# Activity:
The expected result is the material below, reproduced exactly from its first line through the line containing "The density hangs".

# Information:
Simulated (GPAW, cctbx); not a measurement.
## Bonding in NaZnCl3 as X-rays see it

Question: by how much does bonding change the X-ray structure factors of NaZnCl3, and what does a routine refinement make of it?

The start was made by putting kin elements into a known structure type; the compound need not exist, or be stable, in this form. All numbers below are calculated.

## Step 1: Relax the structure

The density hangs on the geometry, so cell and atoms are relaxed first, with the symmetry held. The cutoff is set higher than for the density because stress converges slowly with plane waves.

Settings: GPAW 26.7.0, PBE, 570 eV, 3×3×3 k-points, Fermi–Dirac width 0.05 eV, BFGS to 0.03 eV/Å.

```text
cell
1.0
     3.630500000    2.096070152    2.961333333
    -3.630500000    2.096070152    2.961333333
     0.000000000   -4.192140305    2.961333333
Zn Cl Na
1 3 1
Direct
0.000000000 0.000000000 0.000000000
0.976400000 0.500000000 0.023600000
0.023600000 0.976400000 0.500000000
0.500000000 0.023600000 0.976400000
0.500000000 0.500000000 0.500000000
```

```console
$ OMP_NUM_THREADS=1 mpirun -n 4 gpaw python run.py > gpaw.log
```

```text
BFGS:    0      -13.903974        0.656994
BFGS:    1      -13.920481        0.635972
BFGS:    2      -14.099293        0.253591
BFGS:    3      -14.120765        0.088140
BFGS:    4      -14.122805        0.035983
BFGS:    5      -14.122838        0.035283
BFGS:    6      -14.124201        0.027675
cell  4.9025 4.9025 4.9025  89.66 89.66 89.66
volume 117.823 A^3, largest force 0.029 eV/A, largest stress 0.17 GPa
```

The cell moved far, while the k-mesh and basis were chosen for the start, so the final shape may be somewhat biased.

# Response box:
Simulated (GPAW, cctbx); not a measurement.
## Bonding in NaZnCl3 as X-rays see it

Question: by how much does bonding change the X-ray structure factors of NaZnCl3, and what does a routine refinement make of it?

The start was made by putting kin elements into a known structure type; the compound need not exist, or be stable, in this form. All numbers below are calculated.

## Step 1: Relax the structure

The density hangs on the geometry, so cell and atoms are relaxed first, with the symmetry held. The cutoff is set higher than for the density because stress converges slowly with plane waves.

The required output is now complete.